Start of GIVEN RECORDS

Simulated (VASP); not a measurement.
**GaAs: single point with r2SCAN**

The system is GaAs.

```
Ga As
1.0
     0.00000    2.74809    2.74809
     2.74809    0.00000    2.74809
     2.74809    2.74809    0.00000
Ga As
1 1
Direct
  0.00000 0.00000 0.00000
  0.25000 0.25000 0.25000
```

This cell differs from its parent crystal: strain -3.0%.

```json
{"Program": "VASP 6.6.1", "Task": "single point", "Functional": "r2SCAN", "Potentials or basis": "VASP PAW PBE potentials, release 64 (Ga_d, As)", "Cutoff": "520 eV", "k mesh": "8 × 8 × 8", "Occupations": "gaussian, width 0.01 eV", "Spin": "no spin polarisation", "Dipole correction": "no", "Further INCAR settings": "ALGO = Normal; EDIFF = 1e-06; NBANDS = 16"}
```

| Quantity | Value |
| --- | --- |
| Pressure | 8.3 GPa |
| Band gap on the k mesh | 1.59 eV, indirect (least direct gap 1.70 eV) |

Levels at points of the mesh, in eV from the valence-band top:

End of GIVEN RECORDS

→ REQUIRED ACTION: Using only the listing above, restate exactly the lines from the line containing "Quantity | Value |" through the line containing "gap 1.70 eV) |", both included.

→ WRITTEN ANSWER:
| Quantity | Value |
| --- | --- |
| Pressure | 8.3 GPa |
| Band gap on the k mesh | 1.59 eV, indirect (least direct gap 1.70 eV) |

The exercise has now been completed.